___ Information

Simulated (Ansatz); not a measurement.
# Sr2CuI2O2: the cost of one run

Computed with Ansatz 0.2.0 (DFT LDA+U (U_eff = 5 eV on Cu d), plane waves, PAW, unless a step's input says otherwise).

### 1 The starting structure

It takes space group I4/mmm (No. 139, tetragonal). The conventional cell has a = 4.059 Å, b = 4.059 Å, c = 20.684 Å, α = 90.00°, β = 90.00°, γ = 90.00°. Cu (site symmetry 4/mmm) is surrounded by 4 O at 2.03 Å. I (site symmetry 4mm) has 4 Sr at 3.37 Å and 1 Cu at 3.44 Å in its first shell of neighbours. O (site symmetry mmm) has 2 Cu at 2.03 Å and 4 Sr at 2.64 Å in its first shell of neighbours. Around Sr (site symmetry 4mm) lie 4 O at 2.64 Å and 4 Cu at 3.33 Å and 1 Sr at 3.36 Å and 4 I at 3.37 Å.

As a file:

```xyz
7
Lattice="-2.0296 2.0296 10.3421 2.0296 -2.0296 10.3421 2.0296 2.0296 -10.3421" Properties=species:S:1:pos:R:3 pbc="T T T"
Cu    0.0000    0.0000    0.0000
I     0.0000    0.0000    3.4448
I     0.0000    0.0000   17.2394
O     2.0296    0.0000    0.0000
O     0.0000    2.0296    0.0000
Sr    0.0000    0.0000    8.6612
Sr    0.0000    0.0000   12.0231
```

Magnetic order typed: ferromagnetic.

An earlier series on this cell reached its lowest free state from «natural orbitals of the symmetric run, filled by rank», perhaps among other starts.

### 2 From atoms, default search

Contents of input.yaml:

______

Work task :: Start with the line above that contains "# Sr2CuI2O2: the cost of one run" and stop after the line that contains "It takes space". Output those lines exactly, and only those.

Result ::
# Sr2CuI2O2: the cost of one run

Computed with Ansatz 0.2.0 (DFT LDA+U (U_eff = 5 eV on Cu d), plane waves, PAW, unless a step's input says otherwise).

### 1 The starting structure

It takes space group I4/mmm (No. 139, tetragonal). The conventional cell has a = 4.059 Å, b = 4.059 Å, c = 20.684 Å, α = 90.00°, β = 90.00°, γ = 90.00°. Cu (site symmetry 4/mmm) is surrounded by 4 O at 2.03 Å. I (site symmetry 4mm) has 4 Sr at 3.37 Å and 1 Cu at 3.44 Å in its first shell of neighbours. O (site symmetry mmm) has 2 Cu at 2.03 Å and 4 Sr at 2.64 Å in its first shell of neighbours. Around Sr (site symmetry 4mm) lie 4 O at 2.64 Å and 4 Cu at 3.33 Å and 1 Sr at 3.36 Å and 4 I at 3.37 Å.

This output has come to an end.